■ Stored data

↓↓↓

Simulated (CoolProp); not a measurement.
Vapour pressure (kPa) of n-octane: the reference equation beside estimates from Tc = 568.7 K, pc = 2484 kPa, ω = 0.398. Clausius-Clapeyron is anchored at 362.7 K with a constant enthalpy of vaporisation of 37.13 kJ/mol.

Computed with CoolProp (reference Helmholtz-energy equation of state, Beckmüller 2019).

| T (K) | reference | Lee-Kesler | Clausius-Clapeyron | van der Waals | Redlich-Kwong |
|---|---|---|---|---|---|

↑↑↑

■ Work item
The response should consist of all the entries, transcribed exactly.

■ Response box
Simulated (CoolProp); not a measurement.
Vapour pressure (kPa) of n-octane: the reference equation beside estimates from Tc = 568.7 K, pc = 2484 kPa, ω = 0.398. Clausius-Clapeyron is anchored at 362.7 K with a constant enthalpy of vaporisation of 37.13 kJ/mol.

Computed with CoolProp (reference Helmholtz-energy equation of state, Beckmüller 2019).

| T (K) | reference | Lee-Kesler | Clausius-Clapeyron | van der Waals | Redlich-Kwong |
|---|---|---|---|---|---|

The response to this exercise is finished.